### [Work item]
The data below is to be repeated in full, exactly as shown.

### [Given entries]
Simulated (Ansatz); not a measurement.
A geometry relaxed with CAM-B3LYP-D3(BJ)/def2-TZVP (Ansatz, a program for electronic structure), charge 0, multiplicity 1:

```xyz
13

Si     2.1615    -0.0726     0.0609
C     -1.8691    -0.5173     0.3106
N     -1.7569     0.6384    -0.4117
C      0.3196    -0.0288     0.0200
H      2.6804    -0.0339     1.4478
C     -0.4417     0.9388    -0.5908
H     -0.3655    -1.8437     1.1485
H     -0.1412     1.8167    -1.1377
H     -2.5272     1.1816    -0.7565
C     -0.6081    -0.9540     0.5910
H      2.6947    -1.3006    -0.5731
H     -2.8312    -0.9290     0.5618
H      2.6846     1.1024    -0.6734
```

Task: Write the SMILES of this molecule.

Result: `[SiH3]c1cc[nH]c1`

### [Exercise result]
Simulated (Ansatz); not a measurement.
A geometry relaxed with CAM-B3LYP-D3(BJ)/def2-TZVP (Ansatz, a program for electronic structure), charge 0, multiplicity 1:

```xyz
13

Si     2.1615    -0.0726     0.0609
C     -1.8691    -0.5173     0.3106
N     -1.7569     0.6384    -0.4117
C      0.3196    -0.0288     0.0200
H      2.6804    -0.0339     1.4478
C     -0.4417     0.9388    -0.5908
H     -0.3655    -1.8437     1.1485
H     -0.1412     1.8167    -1.1377
H     -2.5272     1.1816    -0.7565
C     -0.6081    -0.9540     0.5910
H      2.6947    -1.3006    -0.5731
H     -2.8312    -0.9290     0.5618
H      2.6846     1.1024    -0.6734
```

Task: Write the SMILES of this molecule.

Result: `[SiH3]c1cc[nH]c1`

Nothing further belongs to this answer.